- [Record set]
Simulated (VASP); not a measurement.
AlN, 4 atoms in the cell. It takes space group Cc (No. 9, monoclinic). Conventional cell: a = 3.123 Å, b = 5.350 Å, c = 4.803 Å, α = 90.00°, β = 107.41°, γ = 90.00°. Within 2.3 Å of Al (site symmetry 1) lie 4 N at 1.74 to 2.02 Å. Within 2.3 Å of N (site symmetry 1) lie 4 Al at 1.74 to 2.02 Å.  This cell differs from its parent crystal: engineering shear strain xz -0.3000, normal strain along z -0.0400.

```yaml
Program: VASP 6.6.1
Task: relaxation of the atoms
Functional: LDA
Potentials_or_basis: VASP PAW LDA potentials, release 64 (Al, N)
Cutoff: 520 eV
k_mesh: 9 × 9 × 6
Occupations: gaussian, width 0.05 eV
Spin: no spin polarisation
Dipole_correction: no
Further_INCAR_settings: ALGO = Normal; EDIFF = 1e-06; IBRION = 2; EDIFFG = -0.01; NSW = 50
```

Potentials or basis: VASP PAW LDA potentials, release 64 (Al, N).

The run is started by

- [Work instruction] The material above needs to be reproduced exactly as written.

- [Answer area]
Simulated (VASP); not a measurement.
AlN, 4 atoms in the cell. It takes space group Cc (No. 9, monoclinic). Conventional cell: a = 3.123 Å, b = 5.350 Å, c = 4.803 Å, α = 90.00°, β = 107.41°, γ = 90.00°. Within 2.3 Å of Al (site symmetry 1) lie 4 N at 1.74 to 2.02 Å. Within 2.3 Å of N (site symmetry 1) lie 4 Al at 1.74 to 2.02 Å.  This cell differs from its parent crystal: engineering shear strain xz -0.3000, normal strain along z -0.0400.

```yaml
Program: VASP 6.6.1
Task: relaxation of the atoms
Functional: LDA
Potentials_or_basis: VASP PAW LDA potentials, release 64 (Al, N)
Cutoff: 520 eV
k_mesh: 9 × 9 × 6
Occupations: gaussian, width 0.05 eV
Spin: no spin polarisation
Dipole_correction: no
Further_INCAR_settings: ALGO = Normal; EDIFF = 1e-06; IBRION = 2; EDIFFG = -0.01; NSW = 50
```

Potentials or basis: VASP PAW LDA potentials, release 64 (Al, N).

The run is started by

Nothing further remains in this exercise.